**Record set:**
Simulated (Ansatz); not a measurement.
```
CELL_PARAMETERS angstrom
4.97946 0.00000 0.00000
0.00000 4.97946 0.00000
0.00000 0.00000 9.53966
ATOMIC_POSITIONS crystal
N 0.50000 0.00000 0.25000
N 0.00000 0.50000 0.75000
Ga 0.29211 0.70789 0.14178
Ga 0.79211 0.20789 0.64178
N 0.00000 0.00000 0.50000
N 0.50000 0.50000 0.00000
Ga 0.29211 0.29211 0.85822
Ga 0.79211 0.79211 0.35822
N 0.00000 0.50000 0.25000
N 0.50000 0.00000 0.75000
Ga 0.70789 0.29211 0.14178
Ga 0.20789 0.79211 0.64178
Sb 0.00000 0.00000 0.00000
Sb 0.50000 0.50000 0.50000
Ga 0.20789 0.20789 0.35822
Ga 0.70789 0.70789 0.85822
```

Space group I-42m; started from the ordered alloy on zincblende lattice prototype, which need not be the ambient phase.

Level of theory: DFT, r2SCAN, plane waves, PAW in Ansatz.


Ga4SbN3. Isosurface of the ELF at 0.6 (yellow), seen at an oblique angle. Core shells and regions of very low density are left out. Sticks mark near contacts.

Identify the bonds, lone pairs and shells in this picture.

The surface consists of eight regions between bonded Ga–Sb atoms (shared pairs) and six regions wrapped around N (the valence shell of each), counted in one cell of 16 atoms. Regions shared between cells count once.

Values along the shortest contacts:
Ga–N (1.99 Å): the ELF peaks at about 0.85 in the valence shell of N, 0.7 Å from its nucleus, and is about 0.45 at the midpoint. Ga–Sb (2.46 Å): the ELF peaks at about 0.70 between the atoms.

**Action item:** Up to and including the line with "Values along the", restate the records above word for word from the very first line.

**Response:**
Simulated (Ansatz); not a measurement.
```
CELL_PARAMETERS angstrom
4.97946 0.00000 0.00000
0.00000 4.97946 0.00000
0.00000 0.00000 9.53966
ATOMIC_POSITIONS crystal
N 0.50000 0.00000 0.25000
N 0.00000 0.50000 0.75000
Ga 0.29211 0.70789 0.14178
Ga 0.79211 0.20789 0.64178
N 0.00000 0.00000 0.50000
N 0.50000 0.50000 0.00000
Ga 0.29211 0.29211 0.85822
Ga 0.79211 0.79211 0.35822
N 0.00000 0.50000 0.25000
N 0.50000 0.00000 0.75000
Ga 0.70789 0.29211 0.14178
Ga 0.20789 0.79211 0.64178
Sb 0.00000 0.00000 0.00000
Sb 0.50000 0.50000 0.50000
Ga 0.20789 0.20789 0.35822
Ga 0.70789 0.70789 0.85822
```

Space group I-42m; started from the ordered alloy on zincblende lattice prototype, which need not be the ambient phase.

Level of theory: DFT, r2SCAN, plane waves, PAW in Ansatz.


Ga4SbN3. Isosurface of the ELF at 0.6 (yellow), seen at an oblique angle. Core shells and regions of very low density are left out. Sticks mark near contacts.

Identify the bonds, lone pairs and shells in this picture.

The surface consists of eight regions between bonded Ga–Sb atoms (shared pairs) and six regions wrapped around N (the valence shell of each), counted in one cell of 16 atoms. Regions shared between cells count once.

Values along the shortest contacts:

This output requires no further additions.